**REQUIRED ACTION:** Line by line, retype the material below exactly, from its first line up to and including the one holding "The pressure is".

---*---

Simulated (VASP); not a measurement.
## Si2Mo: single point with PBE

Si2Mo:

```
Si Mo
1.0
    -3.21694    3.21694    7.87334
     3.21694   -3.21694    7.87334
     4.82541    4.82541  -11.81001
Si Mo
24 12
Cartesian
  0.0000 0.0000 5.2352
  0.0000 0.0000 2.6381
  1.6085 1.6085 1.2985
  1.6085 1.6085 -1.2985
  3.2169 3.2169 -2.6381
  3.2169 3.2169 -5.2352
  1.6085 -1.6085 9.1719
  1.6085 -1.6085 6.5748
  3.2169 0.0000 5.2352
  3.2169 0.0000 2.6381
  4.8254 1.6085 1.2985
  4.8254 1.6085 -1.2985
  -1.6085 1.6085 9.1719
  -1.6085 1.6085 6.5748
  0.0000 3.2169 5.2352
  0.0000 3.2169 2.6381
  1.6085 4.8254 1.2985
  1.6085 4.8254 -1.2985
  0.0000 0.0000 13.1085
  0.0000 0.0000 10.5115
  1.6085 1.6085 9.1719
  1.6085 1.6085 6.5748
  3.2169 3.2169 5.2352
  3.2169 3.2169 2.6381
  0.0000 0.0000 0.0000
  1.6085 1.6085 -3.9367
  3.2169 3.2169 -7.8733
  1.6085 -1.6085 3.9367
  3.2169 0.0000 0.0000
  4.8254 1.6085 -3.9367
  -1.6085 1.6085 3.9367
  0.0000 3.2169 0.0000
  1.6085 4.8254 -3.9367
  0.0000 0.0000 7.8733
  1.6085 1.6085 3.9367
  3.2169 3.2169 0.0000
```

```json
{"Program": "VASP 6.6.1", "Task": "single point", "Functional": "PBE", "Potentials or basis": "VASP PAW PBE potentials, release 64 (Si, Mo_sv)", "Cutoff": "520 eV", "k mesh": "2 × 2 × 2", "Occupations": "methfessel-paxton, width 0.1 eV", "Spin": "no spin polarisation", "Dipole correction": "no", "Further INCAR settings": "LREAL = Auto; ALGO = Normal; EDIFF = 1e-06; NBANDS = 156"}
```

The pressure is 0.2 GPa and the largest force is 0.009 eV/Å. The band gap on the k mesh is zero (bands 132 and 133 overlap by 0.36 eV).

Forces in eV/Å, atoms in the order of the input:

---*---

**TASK RESULT:**
Simulated (VASP); not a measurement.
## Si2Mo: single point with PBE

Si2Mo:

```
Si Mo
1.0
    -3.21694    3.21694    7.87334
     3.21694   -3.21694    7.87334
     4.82541    4.82541  -11.81001
Si Mo
24 12
Cartesian
  0.0000 0.0000 5.2352
  0.0000 0.0000 2.6381
  1.6085 1.6085 1.2985
  1.6085 1.6085 -1.2985
  3.2169 3.2169 -2.6381
  3.2169 3.2169 -5.2352
  1.6085 -1.6085 9.1719
  1.6085 -1.6085 6.5748
  3.2169 0.0000 5.2352
  3.2169 0.0000 2.6381
  4.8254 1.6085 1.2985
  4.8254 1.6085 -1.2985
  -1.6085 1.6085 9.1719
  -1.6085 1.6085 6.5748
  0.0000 3.2169 5.2352
  0.0000 3.2169 2.6381
  1.6085 4.8254 1.2985
  1.6085 4.8254 -1.2985
  0.0000 0.0000 13.1085
  0.0000 0.0000 10.5115
  1.6085 1.6085 9.1719
  1.6085 1.6085 6.5748
  3.2169 3.2169 5.2352
  3.2169 3.2169 2.6381
  0.0000 0.0000 0.0000
  1.6085 1.6085 -3.9367
  3.2169 3.2169 -7.8733
  1.6085 -1.6085 3.9367
  3.2169 0.0000 0.0000
  4.8254 1.6085 -3.9367
  -1.6085 1.6085 3.9367
  0.0000 3.2169 0.0000
  1.6085 4.8254 -3.9367
  0.0000 0.0000 7.8733
  1.6085 1.6085 3.9367
  3.2169 3.2169 0.0000
```

```json
{"Program": "VASP 6.6.1", "Task": "single point", "Functional": "PBE", "Potentials or basis": "VASP PAW PBE potentials, release 64 (Si, Mo_sv)", "Cutoff": "520 eV", "k mesh": "2 × 2 × 2", "Occupations": "methfessel-paxton, width 0.1 eV", "Spin": "no spin polarisation", "Dipole correction": "no", "Further INCAR settings": "LREAL = Auto; ALGO = Normal; EDIFF = 1e-06; NBANDS = 156"}
```

The pressure is 0.2 GPa and the largest force is 0.009 eV/Å. The band gap on the k mesh is zero (bands 132 and 133 overlap by 0.36 eV).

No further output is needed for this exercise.